### Data supplied
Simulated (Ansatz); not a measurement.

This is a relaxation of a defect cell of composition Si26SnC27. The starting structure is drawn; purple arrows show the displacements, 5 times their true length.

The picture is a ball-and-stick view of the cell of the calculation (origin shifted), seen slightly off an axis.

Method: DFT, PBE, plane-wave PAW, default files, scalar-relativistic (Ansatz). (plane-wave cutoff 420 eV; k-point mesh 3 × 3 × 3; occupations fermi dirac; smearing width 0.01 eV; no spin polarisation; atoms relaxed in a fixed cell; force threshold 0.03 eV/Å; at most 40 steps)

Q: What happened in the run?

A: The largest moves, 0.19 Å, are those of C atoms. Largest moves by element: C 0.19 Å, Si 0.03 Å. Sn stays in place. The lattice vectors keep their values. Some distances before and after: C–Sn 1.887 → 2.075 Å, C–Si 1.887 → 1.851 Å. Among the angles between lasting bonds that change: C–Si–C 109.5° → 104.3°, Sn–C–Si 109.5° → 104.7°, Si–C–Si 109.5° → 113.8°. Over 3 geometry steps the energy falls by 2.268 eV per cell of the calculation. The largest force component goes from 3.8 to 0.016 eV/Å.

### Required action
Could you write out, exactly as they stand, only the lines above that begin at the line with "Method: DFT, PBE, plane-wave" and stop after the line with "Q: What happened in the run?"?

### Response
Method: DFT, PBE, plane-wave PAW, default files, scalar-relativistic (Ansatz). (plane-wave cutoff 420 eV; k-point mesh 3 × 3 × 3; occupations fermi dirac; smearing width 0.01 eV; no spin polarisation; atoms relaxed in a fixed cell; force threshold 0.03 eV/Å; at most 40 steps)

Q: What happened in the run?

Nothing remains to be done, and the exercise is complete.